| REQUIREMENT |
Starting at the first line of the listing below and ending at the line with "0.009 | -0.0024 |", copy each line exactly.

=-=-=-=-=

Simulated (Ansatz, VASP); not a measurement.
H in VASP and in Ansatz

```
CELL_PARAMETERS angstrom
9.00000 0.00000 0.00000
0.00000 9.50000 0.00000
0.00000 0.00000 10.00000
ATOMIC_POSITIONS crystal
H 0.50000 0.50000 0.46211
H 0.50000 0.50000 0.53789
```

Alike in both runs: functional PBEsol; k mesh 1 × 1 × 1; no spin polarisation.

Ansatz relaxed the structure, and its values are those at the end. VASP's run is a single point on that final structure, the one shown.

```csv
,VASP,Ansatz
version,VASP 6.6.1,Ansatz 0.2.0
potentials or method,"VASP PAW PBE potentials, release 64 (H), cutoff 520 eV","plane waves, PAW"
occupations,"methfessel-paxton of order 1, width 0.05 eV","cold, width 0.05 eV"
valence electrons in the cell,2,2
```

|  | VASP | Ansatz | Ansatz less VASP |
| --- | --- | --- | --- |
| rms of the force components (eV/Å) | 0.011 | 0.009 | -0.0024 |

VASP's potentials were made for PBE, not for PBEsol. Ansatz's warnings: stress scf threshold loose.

=-=-=-=-=

| RESPONSE BOX |
Simulated (Ansatz, VASP); not a measurement.
H in VASP and in Ansatz

```
CELL_PARAMETERS angstrom
9.00000 0.00000 0.00000
0.00000 9.50000 0.00000
0.00000 0.00000 10.00000
ATOMIC_POSITIONS crystal
H 0.50000 0.50000 0.46211
H 0.50000 0.50000 0.53789
```

Alike in both runs: functional PBEsol; k mesh 1 × 1 × 1; no spin polarisation.

Ansatz relaxed the structure, and its values are those at the end. VASP's run is a single point on that final structure, the one shown.

```csv
,VASP,Ansatz
version,VASP 6.6.1,Ansatz 0.2.0
potentials or method,"VASP PAW PBE potentials, release 64 (H), cutoff 520 eV","plane waves, PAW"
occupations,"methfessel-paxton of order 1, width 0.05 eV","cold, width 0.05 eV"
valence electrons in the cell,2,2
```

|  | VASP | Ansatz | Ansatz less VASP |
| --- | --- | --- | --- |
| rms of the force components (eV/Å) | 0.011 | 0.009 | -0.0024 |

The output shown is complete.